.....

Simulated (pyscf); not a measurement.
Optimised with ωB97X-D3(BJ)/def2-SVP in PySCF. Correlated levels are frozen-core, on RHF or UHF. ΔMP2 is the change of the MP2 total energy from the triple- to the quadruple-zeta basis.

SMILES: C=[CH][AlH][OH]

.....

Assigned task
Your reply must consist of the entire listing, repeated word for word.

Written response
Simulated (pyscf); not a measurement.
Optimised with ωB97X-D3(BJ)/def2-SVP in PySCF. Correlated levels are frozen-core, on RHF or UHF. ΔMP2 is the change of the MP2 total energy from the triple- to the quadruple-zeta basis.

SMILES: C=[CH][AlH][OH]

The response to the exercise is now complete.